> _ASSIGNED TASK_
Line by line, repeat the material below without any deviation.

--------------------------------------------------

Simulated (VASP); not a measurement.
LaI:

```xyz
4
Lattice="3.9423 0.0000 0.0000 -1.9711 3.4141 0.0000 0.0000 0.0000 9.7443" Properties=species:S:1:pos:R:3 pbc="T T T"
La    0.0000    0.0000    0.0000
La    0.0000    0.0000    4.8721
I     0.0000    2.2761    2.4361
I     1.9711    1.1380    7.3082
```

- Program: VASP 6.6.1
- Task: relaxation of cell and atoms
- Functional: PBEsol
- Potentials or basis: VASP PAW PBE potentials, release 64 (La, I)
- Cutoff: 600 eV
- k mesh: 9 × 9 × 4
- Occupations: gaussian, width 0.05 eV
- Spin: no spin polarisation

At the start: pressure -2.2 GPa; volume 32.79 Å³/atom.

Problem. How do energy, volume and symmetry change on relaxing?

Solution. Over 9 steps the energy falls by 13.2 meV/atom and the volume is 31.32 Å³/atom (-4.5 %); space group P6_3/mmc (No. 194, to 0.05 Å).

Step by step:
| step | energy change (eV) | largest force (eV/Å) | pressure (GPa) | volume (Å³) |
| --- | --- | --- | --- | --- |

--------------------------------------------------

> _RESULT_
Simulated (VASP); not a measurement.
LaI:

```xyz
4
Lattice="3.9423 0.0000 0.0000 -1.9711 3.4141 0.0000 0.0000 0.0000 9.7443" Properties=species:S:1:pos:R:3 pbc="T T T"
La    0.0000    0.0000    0.0000
La    0.0000    0.0000    4.8721
I     0.0000    2.2761    2.4361
I     1.9711    1.1380    7.3082
```

- Program: VASP 6.6.1
- Task: relaxation of cell and atoms
- Functional: PBEsol
- Potentials or basis: VASP PAW PBE potentials, release 64 (La, I)
- Cutoff: 600 eV
- k mesh: 9 × 9 × 4
- Occupations: gaussian, width 0.05 eV
- Spin: no spin polarisation

At the start: pressure -2.2 GPa; volume 32.79 Å³/atom.

Problem. How do energy, volume and symmetry change on relaxing?

Solution. Over 9 steps the energy falls by 13.2 meV/atom and the volume is 31.32 Å³/atom (-4.5 %); space group P6_3/mmc (No. 194, to 0.05 Å).

Step by step:
| step | energy change (eV) | largest force (eV/Å) | pressure (GPa) | volume (Å³) |
| --- | --- | --- | --- | --- |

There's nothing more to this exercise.